* _EXERCISE_
Give back an exact copy of the lines from the start of the material through the line bearing "Run time: 17". Include both ends and nothing else.

Start of MATERIAL SHOWN

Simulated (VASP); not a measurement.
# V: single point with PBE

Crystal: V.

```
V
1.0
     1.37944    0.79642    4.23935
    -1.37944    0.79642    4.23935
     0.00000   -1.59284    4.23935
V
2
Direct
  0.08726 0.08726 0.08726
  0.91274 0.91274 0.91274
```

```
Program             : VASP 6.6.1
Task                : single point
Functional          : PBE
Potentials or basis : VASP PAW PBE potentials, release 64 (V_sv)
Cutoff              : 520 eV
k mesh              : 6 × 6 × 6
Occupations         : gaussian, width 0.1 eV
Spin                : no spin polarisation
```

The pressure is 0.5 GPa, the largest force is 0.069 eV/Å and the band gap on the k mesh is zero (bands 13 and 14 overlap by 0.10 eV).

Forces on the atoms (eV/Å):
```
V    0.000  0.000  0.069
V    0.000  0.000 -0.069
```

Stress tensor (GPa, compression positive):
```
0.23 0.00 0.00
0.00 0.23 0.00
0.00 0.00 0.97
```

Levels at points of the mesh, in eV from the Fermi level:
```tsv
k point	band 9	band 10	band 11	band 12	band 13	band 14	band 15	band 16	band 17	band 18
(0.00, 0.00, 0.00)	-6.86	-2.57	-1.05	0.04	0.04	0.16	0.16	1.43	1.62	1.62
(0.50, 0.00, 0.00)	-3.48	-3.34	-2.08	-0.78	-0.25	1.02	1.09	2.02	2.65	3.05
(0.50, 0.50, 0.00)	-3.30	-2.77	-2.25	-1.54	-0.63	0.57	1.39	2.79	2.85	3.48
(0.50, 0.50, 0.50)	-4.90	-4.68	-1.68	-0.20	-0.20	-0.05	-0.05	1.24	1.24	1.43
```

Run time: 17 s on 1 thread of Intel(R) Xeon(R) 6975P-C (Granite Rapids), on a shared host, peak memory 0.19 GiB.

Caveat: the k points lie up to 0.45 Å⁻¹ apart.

End of MATERIAL SHOWN

* _EXERCISE RESULT_
Simulated (VASP); not a measurement.
# V: single point with PBE

Crystal: V.

```
V
1.0
     1.37944    0.79642    4.23935
    -1.37944    0.79642    4.23935
     0.00000   -1.59284    4.23935
V
2
Direct
  0.08726 0.08726 0.08726
  0.91274 0.91274 0.91274
```

```
Program             : VASP 6.6.1
Task                : single point
Functional          : PBE
Potentials or basis : VASP PAW PBE potentials, release 64 (V_sv)
Cutoff              : 520 eV
k mesh              : 6 × 6 × 6
Occupations         : gaussian, width 0.1 eV
Spin                : no spin polarisation
```

The pressure is 0.5 GPa, the largest force is 0.069 eV/Å and the band gap on the k mesh is zero (bands 13 and 14 overlap by 0.10 eV).

Forces on the atoms (eV/Å):
```
V    0.000  0.000  0.069
V    0.000  0.000 -0.069
```

Stress tensor (GPa, compression positive):
```
0.23 0.00 0.00
0.00 0.23 0.00
0.00 0.00 0.97
```

Levels at points of the mesh, in eV from the Fermi level:
```tsv
k point	band 9	band 10	band 11	band 12	band 13	band 14	band 15	band 16	band 17	band 18
(0.00, 0.00, 0.00)	-6.86	-2.57	-1.05	0.04	0.04	0.16	0.16	1.43	1.62	1.62
(0.50, 0.00, 0.00)	-3.48	-3.34	-2.08	-0.78	-0.25	1.02	1.09	2.02	2.65	3.05
(0.50, 0.50, 0.00)	-3.30	-2.77	-2.25	-1.54	-0.63	0.57	1.39	2.79	2.85	3.48
(0.50, 0.50, 0.50)	-4.90	-4.68	-1.68	-0.20	-0.20	-0.05	-0.05	1.24	1.24	1.43
```

Run time: 17 s on 1 thread of Intel(R) Xeon(R) 6975P-C (Granite Rapids), on a shared host, peak memory 0.19 GiB.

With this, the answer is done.